▶ Task item
What you give back should be exactly the opening lines of the data, ending with the line that contains "- 37.7, cp (kJ/(kg K)): 3.334" and including it.

*** Data extract ***
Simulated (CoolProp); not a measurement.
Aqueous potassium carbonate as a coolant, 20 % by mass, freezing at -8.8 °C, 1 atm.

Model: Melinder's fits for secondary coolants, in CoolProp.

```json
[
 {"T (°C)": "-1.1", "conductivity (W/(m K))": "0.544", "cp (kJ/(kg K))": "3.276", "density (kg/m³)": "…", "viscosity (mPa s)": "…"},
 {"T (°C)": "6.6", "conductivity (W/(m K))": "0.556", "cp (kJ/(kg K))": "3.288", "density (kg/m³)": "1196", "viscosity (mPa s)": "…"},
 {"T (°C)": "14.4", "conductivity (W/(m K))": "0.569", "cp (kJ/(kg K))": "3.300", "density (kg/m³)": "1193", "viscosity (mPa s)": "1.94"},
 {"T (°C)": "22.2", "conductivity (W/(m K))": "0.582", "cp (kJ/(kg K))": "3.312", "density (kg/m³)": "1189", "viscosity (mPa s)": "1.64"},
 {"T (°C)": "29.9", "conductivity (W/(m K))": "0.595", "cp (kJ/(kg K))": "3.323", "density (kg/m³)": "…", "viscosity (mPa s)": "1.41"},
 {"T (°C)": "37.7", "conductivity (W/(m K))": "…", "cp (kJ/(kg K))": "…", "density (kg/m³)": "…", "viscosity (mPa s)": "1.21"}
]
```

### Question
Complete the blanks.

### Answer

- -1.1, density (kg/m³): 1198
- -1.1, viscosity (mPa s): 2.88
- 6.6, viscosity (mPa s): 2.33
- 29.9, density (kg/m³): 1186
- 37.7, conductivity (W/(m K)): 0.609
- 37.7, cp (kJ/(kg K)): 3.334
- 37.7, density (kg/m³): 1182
*** End of Data extract ***

▶ Written answer
Simulated (CoolProp); not a measurement.
Aqueous potassium carbonate as a coolant, 20 % by mass, freezing at -8.8 °C, 1 atm.

Model: Melinder's fits for secondary coolants, in CoolProp.

```json
[
 {"T (°C)": "-1.1", "conductivity (W/(m K))": "0.544", "cp (kJ/(kg K))": "3.276", "density (kg/m³)": "…", "viscosity (mPa s)": "…"},
 {"T (°C)": "6.6", "conductivity (W/(m K))": "0.556", "cp (kJ/(kg K))": "3.288", "density (kg/m³)": "1196", "viscosity (mPa s)": "…"},
 {"T (°C)": "14.4", "conductivity (W/(m K))": "0.569", "cp (kJ/(kg K))": "3.300", "density (kg/m³)": "1193", "viscosity (mPa s)": "1.94"},
 {"T (°C)": "22.2", "conductivity (W/(m K))": "0.582", "cp (kJ/(kg K))": "3.312", "density (kg/m³)": "1189", "viscosity (mPa s)": "1.64"},
 {"T (°C)": "29.9", "conductivity (W/(m K))": "0.595", "cp (kJ/(kg K))": "3.323", "density (kg/m³)": "…", "viscosity (mPa s)": "1.41"},
 {"T (°C)": "37.7", "conductivity (W/(m K))": "…", "cp (kJ/(kg K))": "…", "density (kg/m³)": "…", "viscosity (mPa s)": "1.21"}
]
```

### Question
Complete the blanks.

### Answer

- -1.1, density (kg/m³): 1198
- -1.1, viscosity (mPa s): 2.88
- 6.6, viscosity (mPa s): 2.33
- 29.9, density (kg/m³): 1186
- 37.7, conductivity (W/(m K)): 0.609
- 37.7, cp (kJ/(kg K)): 3.334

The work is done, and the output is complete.